* [WORK ORDER]: Produce the full set of records below once more, exactly as they stand.

═════ DATA SUPPLIED

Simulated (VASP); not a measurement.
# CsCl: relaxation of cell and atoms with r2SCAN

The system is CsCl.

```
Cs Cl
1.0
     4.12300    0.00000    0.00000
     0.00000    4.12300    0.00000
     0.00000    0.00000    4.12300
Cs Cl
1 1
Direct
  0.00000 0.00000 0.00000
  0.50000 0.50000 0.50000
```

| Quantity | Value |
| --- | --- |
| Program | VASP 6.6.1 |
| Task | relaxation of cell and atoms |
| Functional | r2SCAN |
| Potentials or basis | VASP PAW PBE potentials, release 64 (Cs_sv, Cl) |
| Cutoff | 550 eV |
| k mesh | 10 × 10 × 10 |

══════════

* [EXERCISE RESULT]:
Simulated (VASP); not a measurement.
# CsCl: relaxation of cell and atoms with r2SCAN

The system is CsCl.

```
Cs Cl
1.0
     4.12300    0.00000    0.00000
     0.00000    4.12300    0.00000
     0.00000    0.00000    4.12300
Cs Cl
1 1
Direct
  0.00000 0.00000 0.00000
  0.50000 0.50000 0.50000
```

| Quantity | Value |
| --- | --- |
| Program | VASP 6.6.1 |
| Task | relaxation of cell and atoms |
| Functional | r2SCAN |
| Potentials or basis | VASP PAW PBE potentials, release 64 (Cs_sv, Cl) |
| Cutoff | 550 eV |
| k mesh | 10 × 10 × 10 |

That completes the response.